WORK ORDER: The required output is every entry below, copied exactly.

---------- DATASET EXTRACT

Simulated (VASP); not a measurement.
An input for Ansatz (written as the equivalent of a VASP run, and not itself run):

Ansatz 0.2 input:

--------------------

REPLY:
Simulated (VASP); not a measurement.
An input for Ansatz (written as the equivalent of a VASP run, and not itself run):

Ansatz 0.2 input:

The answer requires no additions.